Below are records; please set down exactly the lines from the first through the one containing "Computed with DFT".

(Beginning of EXTRACTED ENTRIES)
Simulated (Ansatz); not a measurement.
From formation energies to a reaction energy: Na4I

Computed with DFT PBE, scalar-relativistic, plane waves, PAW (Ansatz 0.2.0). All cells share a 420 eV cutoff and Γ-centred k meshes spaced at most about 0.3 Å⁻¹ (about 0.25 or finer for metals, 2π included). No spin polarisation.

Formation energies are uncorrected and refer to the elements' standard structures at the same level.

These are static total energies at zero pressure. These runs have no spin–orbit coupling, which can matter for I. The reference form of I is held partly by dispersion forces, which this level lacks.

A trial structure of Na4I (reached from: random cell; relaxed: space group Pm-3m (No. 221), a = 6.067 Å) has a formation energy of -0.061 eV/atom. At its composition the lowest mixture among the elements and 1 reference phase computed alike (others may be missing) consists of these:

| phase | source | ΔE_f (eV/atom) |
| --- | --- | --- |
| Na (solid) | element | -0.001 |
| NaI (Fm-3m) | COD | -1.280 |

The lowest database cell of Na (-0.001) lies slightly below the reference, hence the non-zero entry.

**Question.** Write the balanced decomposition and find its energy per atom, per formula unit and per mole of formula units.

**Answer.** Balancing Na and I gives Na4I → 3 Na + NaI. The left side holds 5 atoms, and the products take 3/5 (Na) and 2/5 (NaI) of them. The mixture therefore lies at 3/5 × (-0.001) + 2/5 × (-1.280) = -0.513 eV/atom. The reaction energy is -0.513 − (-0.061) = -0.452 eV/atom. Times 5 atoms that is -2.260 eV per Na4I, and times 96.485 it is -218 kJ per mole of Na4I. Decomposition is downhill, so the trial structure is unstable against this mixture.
(End of EXTRACTED ENTRIES)

» **ANSWER SPACE**:
Simulated (Ansatz); not a measurement.
From formation energies to a reaction energy: Na4I

Computed with DFT PBE, scalar-relativistic, plane waves, PAW (Ansatz 0.2.0). All cells share a 420 eV cutoff and Γ-centred k meshes spaced at most about 0.3 Å⁻¹ (about 0.25 or finer for metals, 2π included). No spin polarisation.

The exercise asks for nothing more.